▸ Raw data:
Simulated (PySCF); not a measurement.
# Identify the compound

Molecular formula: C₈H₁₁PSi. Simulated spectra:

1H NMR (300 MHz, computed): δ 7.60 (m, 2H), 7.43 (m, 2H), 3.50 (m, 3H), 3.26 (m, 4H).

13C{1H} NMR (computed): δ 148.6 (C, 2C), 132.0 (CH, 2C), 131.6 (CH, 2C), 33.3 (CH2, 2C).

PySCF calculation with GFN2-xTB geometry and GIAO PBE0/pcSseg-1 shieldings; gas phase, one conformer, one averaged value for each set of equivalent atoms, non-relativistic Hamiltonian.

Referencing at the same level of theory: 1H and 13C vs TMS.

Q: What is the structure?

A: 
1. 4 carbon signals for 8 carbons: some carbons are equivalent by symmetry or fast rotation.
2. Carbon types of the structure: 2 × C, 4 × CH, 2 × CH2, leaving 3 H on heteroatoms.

▸ Exercise:
Taking the entries above, restate exactly those lines that fall between the line with "Referencing at the" and the line with "1. 4 carbon", keeping both of those lines too.

▸ Problem solution:
Referencing at the same level of theory: 1H and 13C vs TMS.

Q: What is the structure?

A: 
1. 4 carbon signals for 8 carbons: some carbons are equivalent by symmetry or fast rotation.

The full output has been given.